**Exercise:**
When you copy the entries, keep every word exactly as it stands.

══ Data under study ══

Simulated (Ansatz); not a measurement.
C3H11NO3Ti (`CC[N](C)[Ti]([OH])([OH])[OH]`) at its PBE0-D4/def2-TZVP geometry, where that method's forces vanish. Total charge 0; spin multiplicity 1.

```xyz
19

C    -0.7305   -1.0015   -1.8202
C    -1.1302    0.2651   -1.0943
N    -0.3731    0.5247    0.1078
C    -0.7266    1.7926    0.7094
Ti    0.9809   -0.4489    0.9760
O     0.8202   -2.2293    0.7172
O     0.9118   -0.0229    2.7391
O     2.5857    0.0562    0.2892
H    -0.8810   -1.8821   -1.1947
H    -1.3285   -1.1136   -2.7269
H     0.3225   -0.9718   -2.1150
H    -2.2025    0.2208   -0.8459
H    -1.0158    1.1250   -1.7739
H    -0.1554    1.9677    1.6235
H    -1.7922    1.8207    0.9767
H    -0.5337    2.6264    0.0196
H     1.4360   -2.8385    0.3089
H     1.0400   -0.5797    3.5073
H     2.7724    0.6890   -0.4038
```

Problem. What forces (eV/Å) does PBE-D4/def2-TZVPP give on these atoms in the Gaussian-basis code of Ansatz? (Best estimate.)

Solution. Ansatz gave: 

═══

**Answer area:**
Simulated (Ansatz); not a measurement.
C3H11NO3Ti (`CC[N](C)[Ti]([OH])([OH])[OH]`) at its PBE0-D4/def2-TZVP geometry, where that method's forces vanish. Total charge 0; spin multiplicity 1.

```xyz
19

C    -0.7305   -1.0015   -1.8202
C    -1.1302    0.2651   -1.0943
N    -0.3731    0.5247    0.1078
C    -0.7266    1.7926    0.7094
Ti    0.9809   -0.4489    0.9760
O     0.8202   -2.2293    0.7172
O     0.9118   -0.0229    2.7391
O     2.5857    0.0562    0.2892
H    -0.8810   -1.8821   -1.1947
H    -1.3285   -1.1136   -2.7269
H     0.3225   -0.9718   -2.1150
H    -2.2025    0.2208   -0.8459
H    -1.0158    1.1250   -1.7739
H    -0.1554    1.9677    1.6235
H    -1.7922    1.8207    0.9767
H    -0.5337    2.6264    0.0196
H     1.4360   -2.8385    0.3089
H     1.0400   -0.5797    3.5073
H     2.7724    0.6890   -0.4038
```

Problem. What forces (eV/Å) does PBE-D4/def2-TZVPP give on these atoms in the Gaussian-basis code of Ansatz? (Best estimate.)

Solution. Ansatz gave: 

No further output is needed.